• • • •
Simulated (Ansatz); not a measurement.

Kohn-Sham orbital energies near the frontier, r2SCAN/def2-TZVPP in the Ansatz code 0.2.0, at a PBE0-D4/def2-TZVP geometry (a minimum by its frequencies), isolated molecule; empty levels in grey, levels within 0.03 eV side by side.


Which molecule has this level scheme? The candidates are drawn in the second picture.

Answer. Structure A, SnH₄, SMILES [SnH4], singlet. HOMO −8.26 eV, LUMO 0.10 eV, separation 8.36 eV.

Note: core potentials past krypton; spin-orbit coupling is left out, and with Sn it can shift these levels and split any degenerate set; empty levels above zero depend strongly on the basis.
• • • •

Using the material above, transcribe exactly the lines from the line with "Kohn-Sham orbital energies" to the line with "Answer. Structure A, SnH₄, SMILES"; both count, and nothing else goes in.

» **ANSWER SPACE**:
Kohn-Sham orbital energies near the frontier, r2SCAN/def2-TZVPP in the Ansatz code 0.2.0, at a PBE0-D4/def2-TZVP geometry (a minimum by its frequencies), isolated molecule; empty levels in grey, levels within 0.03 eV side by side.


Which molecule has this level scheme? The candidates are drawn in the second picture.

Answer. Structure A, SnH₄, SMILES [SnH4], singlet. HOMO −8.26 eV, LUMO 0.10 eV, separation 8.36 eV.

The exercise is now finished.